** Opening EXTRACTED INFORMATION block **
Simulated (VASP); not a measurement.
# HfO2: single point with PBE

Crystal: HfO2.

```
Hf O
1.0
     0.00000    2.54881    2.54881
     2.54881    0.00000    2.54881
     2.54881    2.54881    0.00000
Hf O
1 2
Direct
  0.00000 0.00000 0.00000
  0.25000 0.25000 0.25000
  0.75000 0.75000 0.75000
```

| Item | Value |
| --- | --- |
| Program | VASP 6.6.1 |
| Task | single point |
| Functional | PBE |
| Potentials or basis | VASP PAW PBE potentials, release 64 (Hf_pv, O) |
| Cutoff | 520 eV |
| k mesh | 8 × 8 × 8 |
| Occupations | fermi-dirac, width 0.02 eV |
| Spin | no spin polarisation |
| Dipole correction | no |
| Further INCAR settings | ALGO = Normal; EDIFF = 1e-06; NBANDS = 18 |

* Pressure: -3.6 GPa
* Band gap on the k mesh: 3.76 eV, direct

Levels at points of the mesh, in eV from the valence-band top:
** Closing EXTRACTED INFORMATION block **

WORK ITEM: Look above and repeat, character for character, the lines from the first one to the line with "3.76 eV, direct", counting both.

TASK SOLUTION:
Simulated (VASP); not a measurement.
# HfO2: single point with PBE

Crystal: HfO2.

```
Hf O
1.0
     0.00000    2.54881    2.54881
     2.54881    0.00000    2.54881
     2.54881    2.54881    0.00000
Hf O
1 2
Direct
  0.00000 0.00000 0.00000
  0.25000 0.25000 0.25000
  0.75000 0.75000 0.75000
```

| Item | Value |
| --- | --- |
| Program | VASP 6.6.1 |
| Task | single point |
| Functional | PBE |
| Potentials or basis | VASP PAW PBE potentials, release 64 (Hf_pv, O) |
| Cutoff | 520 eV |
| k mesh | 8 × 8 × 8 |
| Occupations | fermi-dirac, width 0.02 eV |
| Spin | no spin polarisation |
| Dipole correction | no |
| Further INCAR settings | ALGO = Normal; EDIFF = 1e-06; NBANDS = 18 |

* Pressure: -3.6 GPa
* Band gap on the k mesh: 3.76 eV, direct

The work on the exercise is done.